::: GIVEN RECORDS
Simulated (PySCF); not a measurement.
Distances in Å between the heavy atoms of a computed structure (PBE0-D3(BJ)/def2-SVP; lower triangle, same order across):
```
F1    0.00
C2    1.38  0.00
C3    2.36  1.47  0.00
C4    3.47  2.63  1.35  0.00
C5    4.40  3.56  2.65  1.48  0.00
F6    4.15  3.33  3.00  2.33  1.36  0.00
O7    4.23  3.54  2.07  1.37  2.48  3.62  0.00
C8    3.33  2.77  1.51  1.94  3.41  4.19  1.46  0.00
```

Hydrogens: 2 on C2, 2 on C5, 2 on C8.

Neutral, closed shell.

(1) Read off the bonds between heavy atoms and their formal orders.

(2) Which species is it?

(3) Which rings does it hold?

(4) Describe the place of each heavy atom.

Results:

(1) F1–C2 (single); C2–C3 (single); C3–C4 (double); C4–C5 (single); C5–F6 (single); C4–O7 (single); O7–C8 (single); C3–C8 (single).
::::::

▶ _ASSIGNED TASK_
I'd like an exact copy of the lines above, from the very first one through the line that contains "Hydrogens: 2 on C2, 2 on C5, 2 on C8.", with nothing else added.

▶ _WORKED SOLUTION_
Simulated (PySCF); not a measurement.
Distances in Å between the heavy atoms of a computed structure (PBE0-D3(BJ)/def2-SVP; lower triangle, same order across):
```
F1    0.00
C2    1.38  0.00
C3    2.36  1.47  0.00
C4    3.47  2.63  1.35  0.00
C5    4.40  3.56  2.65  1.48  0.00
F6    4.15  3.33  3.00  2.33  1.36  0.00
O7    4.23  3.54  2.07  1.37  2.48  3.62  0.00
C8    3.33  2.77  1.51  1.94  3.41  4.19  1.46  0.00
```

Hydrogens: 2 on C2, 2 on C5, 2 on C8.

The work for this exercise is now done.